=== Begin Enclosure ===

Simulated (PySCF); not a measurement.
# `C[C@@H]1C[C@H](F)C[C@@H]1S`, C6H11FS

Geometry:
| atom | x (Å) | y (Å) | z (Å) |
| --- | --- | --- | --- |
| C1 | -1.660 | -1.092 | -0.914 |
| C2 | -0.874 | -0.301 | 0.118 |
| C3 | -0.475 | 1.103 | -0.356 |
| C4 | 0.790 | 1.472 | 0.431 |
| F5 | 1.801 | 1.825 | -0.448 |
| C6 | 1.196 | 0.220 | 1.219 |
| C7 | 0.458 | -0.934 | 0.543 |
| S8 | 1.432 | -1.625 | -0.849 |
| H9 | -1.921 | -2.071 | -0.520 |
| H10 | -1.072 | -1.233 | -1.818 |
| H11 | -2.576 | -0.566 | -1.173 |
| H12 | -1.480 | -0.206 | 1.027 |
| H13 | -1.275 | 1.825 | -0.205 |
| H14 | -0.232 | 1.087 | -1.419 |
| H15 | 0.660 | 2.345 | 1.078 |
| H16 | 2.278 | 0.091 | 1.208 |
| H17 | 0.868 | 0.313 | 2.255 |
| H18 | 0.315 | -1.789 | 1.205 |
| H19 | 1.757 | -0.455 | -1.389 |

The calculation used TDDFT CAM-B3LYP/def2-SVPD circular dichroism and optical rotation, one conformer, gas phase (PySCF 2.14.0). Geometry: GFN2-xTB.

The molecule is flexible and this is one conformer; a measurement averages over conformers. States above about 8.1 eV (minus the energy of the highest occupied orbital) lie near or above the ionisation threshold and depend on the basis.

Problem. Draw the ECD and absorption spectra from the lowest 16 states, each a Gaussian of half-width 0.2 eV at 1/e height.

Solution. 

=== End Enclosure ===

(Exercise) Give back the whole listing above. Keep every character the same.

(Exercise response)
Simulated (PySCF); not a measurement.
# `C[C@@H]1C[C@H](F)C[C@@H]1S`, C6H11FS

Geometry:
| atom | x (Å) | y (Å) | z (Å) |
| --- | --- | --- | --- |
| C1 | -1.660 | -1.092 | -0.914 |
| C2 | -0.874 | -0.301 | 0.118 |
| C3 | -0.475 | 1.103 | -0.356 |
| C4 | 0.790 | 1.472 | 0.431 |
| F5 | 1.801 | 1.825 | -0.448 |
| C6 | 1.196 | 0.220 | 1.219 |
| C7 | 0.458 | -0.934 | 0.543 |
| S8 | 1.432 | -1.625 | -0.849 |
| H9 | -1.921 | -2.071 | -0.520 |
| H10 | -1.072 | -1.233 | -1.818 |
| H11 | -2.576 | -0.566 | -1.173 |
| H12 | -1.480 | -0.206 | 1.027 |
| H13 | -1.275 | 1.825 | -0.205 |
| H14 | -0.232 | 1.087 | -1.419 |
| H15 | 0.660 | 2.345 | 1.078 |
| H16 | 2.278 | 0.091 | 1.208 |
| H17 | 0.868 | 0.313 | 2.255 |
| H18 | 0.315 | -1.789 | 1.205 |
| H19 | 1.757 | -0.455 | -1.389 |

The calculation used TDDFT CAM-B3LYP/def2-SVPD circular dichroism and optical rotation, one conformer, gas phase (PySCF 2.14.0). Geometry: GFN2-xTB.

The molecule is flexible and this is one conformer; a measurement averages over conformers. States above about 8.1 eV (minus the energy of the highest occupied orbital) lie near or above the ionisation threshold and depend on the basis.

Problem. Draw the ECD and absorption spectra from the lowest 16 states, each a Gaussian of half-width 0.2 eV at 1/e height.

Solution. 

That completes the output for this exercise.